● **Activity**: Reproduce exactly the lines from the top of the records below through the line holding "under 0.01 eV) |".

● **Extracted information**:
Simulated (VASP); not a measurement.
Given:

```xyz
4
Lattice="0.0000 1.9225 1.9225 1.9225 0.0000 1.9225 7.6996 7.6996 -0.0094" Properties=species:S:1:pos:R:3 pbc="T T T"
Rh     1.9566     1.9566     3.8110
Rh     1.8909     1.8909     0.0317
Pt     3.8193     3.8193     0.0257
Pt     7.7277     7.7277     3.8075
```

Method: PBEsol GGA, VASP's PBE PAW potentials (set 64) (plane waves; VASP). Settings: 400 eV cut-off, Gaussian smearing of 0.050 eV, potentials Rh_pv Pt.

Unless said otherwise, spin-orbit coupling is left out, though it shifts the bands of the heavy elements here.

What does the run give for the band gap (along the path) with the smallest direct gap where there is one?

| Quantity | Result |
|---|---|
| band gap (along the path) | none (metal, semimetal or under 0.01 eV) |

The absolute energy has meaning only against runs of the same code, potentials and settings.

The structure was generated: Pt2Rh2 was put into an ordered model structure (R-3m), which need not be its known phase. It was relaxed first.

● **Written response**:
Simulated (VASP); not a measurement.
Given:

```xyz
4
Lattice="0.0000 1.9225 1.9225 1.9225 0.0000 1.9225 7.6996 7.6996 -0.0094" Properties=species:S:1:pos:R:3 pbc="T T T"
Rh     1.9566     1.9566     3.8110
Rh     1.8909     1.8909     0.0317
Pt     3.8193     3.8193     0.0257
Pt     7.7277     7.7277     3.8075
```

Method: PBEsol GGA, VASP's PBE PAW potentials (set 64) (plane waves; VASP). Settings: 400 eV cut-off, Gaussian smearing of 0.050 eV, potentials Rh_pv Pt.

Unless said otherwise, spin-orbit coupling is left out, though it shifts the bands of the heavy elements here.

What does the run give for the band gap (along the path) with the smallest direct gap where there is one?

| Quantity | Result |
|---|---|
| band gap (along the path) | none (metal, semimetal or under 0.01 eV) |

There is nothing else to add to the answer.